**Dataset records:**
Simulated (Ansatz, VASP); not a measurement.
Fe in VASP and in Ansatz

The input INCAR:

**Work task:**
Output the data exactly, in full.

**Response:**
Simulated (Ansatz, VASP); not a measurement.
Fe in VASP and in Ansatz

The input INCAR:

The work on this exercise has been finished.